■ **Work instruction**: The task here is to set down every line of the listing exactly.

■ **Given information**:
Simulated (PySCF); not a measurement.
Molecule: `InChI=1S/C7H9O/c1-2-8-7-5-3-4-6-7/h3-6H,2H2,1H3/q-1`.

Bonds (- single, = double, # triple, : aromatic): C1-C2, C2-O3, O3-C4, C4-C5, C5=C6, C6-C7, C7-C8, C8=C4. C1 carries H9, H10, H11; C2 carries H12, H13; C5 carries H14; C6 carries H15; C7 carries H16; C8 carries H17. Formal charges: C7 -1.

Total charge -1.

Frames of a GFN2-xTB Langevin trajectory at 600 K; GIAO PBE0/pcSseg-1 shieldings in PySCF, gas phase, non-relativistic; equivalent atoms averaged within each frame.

■ **Exercise response**:
Simulated (PySCF); not a measurement.
Molecule: `InChI=1S/C7H9O/c1-2-8-7-5-3-4-6-7/h3-6H,2H2,1H3/q-1`.

Bonds (- single, = double, # triple, : aromatic): C1-C2, C2-O3, O3-C4, C4-C5, C5=C6, C6-C7, C7-C8, C8=C4. C1 carries H9, H10, H11; C2 carries H12, H13; C5 carries H14; C6 carries H15; C7 carries H16; C8 carries H17. Formal charges: C7 -1.

Total charge -1.

Frames of a GFN2-xTB Langevin trajectory at 600 K; GIAO PBE0/pcSseg-1 shieldings in PySCF, gas phase, non-relativistic; equivalent atoms averaged within each frame.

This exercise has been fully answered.